● **Work request**
Please print the entries below exactly, from the line with "Energies at three" through the line with "A: Slopes: (0.00", including both of those lines and leaving out all others.

● **Data excerpts**
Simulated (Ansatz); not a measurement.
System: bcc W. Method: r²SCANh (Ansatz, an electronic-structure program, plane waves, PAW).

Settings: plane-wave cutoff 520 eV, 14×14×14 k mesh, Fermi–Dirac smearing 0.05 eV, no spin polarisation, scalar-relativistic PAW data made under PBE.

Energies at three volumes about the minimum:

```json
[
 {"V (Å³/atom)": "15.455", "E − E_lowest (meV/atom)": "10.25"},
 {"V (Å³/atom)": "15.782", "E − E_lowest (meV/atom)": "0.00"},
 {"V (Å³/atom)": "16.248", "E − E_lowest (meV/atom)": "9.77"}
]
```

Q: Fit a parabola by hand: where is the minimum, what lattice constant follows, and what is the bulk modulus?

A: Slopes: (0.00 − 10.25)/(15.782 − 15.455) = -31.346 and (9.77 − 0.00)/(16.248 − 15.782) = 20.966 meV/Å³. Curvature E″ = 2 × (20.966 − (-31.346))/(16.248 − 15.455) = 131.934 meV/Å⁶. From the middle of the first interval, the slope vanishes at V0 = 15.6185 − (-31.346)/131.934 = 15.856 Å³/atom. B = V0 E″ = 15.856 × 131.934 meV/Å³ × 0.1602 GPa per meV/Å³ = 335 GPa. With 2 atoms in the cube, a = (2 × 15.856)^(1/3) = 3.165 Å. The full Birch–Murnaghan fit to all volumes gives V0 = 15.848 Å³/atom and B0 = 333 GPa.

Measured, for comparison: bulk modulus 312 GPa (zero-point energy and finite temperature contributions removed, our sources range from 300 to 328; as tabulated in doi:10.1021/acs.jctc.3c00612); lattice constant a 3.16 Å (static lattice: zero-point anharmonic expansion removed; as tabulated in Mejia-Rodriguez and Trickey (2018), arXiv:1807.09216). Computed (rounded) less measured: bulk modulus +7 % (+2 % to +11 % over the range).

● **Exercise response**
Energies at three volumes about the minimum:

```json
[
 {"V (Å³/atom)": "15.455", "E − E_lowest (meV/atom)": "10.25"},
 {"V (Å³/atom)": "15.782", "E − E_lowest (meV/atom)": "0.00"},
 {"V (Å³/atom)": "16.248", "E − E_lowest (meV/atom)": "9.77"}
]
```

Q: Fit a parabola by hand: where is the minimum, what lattice constant follows, and what is the bulk modulus?

A: Slopes: (0.00 − 10.25)/(15.782 − 15.455) = -31.346 and (9.77 − 0.00)/(16.248 − 15.782) = 20.966 meV/Å³. Curvature E″ = 2 × (20.966 − (-31.346))/(16.248 − 15.455) = 131.934 meV/Å⁶. From the middle of the first interval, the slope vanishes at V0 = 15.6185 − (-31.346)/131.934 = 15.856 Å³/atom. B = V0 E″ = 15.856 × 131.934 meV/Å³ × 0.1602 GPa per meV/Å³ = 335 GPa. With 2 atoms in the cube, a = (2 × 15.856)^(1/3) = 3.165 Å. The full Birch–Murnaghan fit to all volumes gives V0 = 15.848 Å³/atom and B0 = 333 GPa.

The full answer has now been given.